→ Listed entries
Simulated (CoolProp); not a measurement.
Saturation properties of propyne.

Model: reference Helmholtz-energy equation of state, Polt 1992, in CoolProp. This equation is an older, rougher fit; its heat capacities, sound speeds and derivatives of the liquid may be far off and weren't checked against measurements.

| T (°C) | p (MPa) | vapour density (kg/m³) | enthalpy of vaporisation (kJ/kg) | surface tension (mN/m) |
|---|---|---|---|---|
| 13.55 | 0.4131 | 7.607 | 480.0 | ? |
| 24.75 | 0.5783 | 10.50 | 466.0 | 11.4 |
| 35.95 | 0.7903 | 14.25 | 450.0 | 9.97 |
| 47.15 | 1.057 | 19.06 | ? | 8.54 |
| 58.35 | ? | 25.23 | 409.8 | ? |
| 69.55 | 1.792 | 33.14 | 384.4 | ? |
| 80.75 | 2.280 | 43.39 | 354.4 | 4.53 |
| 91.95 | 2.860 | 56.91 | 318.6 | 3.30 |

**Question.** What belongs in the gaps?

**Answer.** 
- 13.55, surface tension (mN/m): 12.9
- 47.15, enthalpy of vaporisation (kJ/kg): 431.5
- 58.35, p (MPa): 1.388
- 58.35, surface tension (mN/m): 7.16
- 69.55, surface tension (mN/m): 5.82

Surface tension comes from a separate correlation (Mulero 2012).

→ Requirement
Reproduce the entries exactly, starting at their first line and stopping after the line with "tension (mN/m) |".

→ Response area
Simulated (CoolProp); not a measurement.
Saturation properties of propyne.

Model: reference Helmholtz-energy equation of state, Polt 1992, in CoolProp. This equation is an older, rougher fit; its heat capacities, sound speeds and derivatives of the liquid may be far off and weren't checked against measurements.

| T (°C) | p (MPa) | vapour density (kg/m³) | enthalpy of vaporisation (kJ/kg) | surface tension (mN/m) |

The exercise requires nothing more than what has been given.